> _Requirement_:
Please transcribe exactly, and only, the lines of the data below between the line holding "Alike in both" and the line holding "from the codes.", inclusive.

(Records provided Opens)
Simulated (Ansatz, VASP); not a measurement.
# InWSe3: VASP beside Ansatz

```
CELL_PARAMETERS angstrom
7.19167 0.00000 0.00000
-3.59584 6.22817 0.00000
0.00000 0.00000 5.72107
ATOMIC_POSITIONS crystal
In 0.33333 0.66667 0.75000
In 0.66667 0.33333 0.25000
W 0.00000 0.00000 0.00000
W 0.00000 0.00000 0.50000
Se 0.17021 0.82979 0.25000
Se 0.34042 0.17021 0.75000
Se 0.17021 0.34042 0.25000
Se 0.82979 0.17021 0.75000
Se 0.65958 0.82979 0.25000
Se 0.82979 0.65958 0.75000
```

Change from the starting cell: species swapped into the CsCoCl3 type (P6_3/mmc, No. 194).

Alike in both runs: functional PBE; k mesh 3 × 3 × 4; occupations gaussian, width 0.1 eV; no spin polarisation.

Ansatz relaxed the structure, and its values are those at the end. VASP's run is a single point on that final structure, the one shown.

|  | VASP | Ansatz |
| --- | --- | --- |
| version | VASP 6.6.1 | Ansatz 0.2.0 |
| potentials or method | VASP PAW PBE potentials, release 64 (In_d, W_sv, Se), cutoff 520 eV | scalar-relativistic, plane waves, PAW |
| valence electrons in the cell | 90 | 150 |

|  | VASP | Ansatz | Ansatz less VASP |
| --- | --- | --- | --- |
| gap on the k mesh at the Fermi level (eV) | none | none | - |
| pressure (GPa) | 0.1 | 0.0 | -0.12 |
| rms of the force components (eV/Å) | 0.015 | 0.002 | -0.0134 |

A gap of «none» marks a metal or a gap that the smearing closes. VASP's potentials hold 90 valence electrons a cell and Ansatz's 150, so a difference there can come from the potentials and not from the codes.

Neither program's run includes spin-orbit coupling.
(Records provided Closes)

> _Written answer_:
Alike in both runs: functional PBE; k mesh 3 × 3 × 4; occupations gaussian, width 0.1 eV; no spin polarisation.

Ansatz relaxed the structure, and its values are those at the end. VASP's run is a single point on that final structure, the one shown.

|  | VASP | Ansatz |
| --- | --- | --- |
| version | VASP 6.6.1 | Ansatz 0.2.0 |
| potentials or method | VASP PAW PBE potentials, release 64 (In_d, W_sv, Se), cutoff 520 eV | scalar-relativistic, plane waves, PAW |
| valence electrons in the cell | 90 | 150 |

|  | VASP | Ansatz | Ansatz less VASP |
| --- | --- | --- | --- |
| gap on the k mesh at the Fermi level (eV) | none | none | - |
| pressure (GPa) | 0.1 | 0.0 | -0.12 |
| rms of the force components (eV/Å) | 0.015 | 0.002 | -0.0134 |

A gap of «none» marks a metal or a gap that the smearing closes. VASP's potentials hold 90 valence electrons a cell and Ansatz's 150, so a difference there can come from the potentials and not from the codes.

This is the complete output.